§ **Entries provided**:
####
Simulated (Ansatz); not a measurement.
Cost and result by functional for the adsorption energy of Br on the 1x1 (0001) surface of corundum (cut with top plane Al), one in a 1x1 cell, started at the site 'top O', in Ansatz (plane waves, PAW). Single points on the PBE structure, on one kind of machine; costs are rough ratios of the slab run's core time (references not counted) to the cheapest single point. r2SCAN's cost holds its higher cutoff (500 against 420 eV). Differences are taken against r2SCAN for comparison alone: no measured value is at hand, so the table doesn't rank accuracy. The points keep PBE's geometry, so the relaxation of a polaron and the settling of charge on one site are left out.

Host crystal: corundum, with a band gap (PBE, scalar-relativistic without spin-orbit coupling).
####

§ **Work item**: Beginning with the opening line above, retype the records exactly through the line with "Cost and result", both ends included.

§ **Answer space**:
Simulated (Ansatz); not a measurement.
Cost and result by functional for the adsorption energy of Br on the 1x1 (0001) surface of corundum (cut with top plane Al), one in a 1x1 cell, started at the site 'top O', in Ansatz (plane waves, PAW). Single points on the PBE structure, on one kind of machine; costs are rough ratios of the slab run's core time (references not counted) to the cheapest single point. r2SCAN's cost holds its higher cutoff (500 against 420 eV). Differences are taken against r2SCAN for comparison alone: no measured value is at hand, so the table doesn't rank accuracy. The points keep PBE's geometry, so the relaxation of a polaron and the settling of charge on one site are left out.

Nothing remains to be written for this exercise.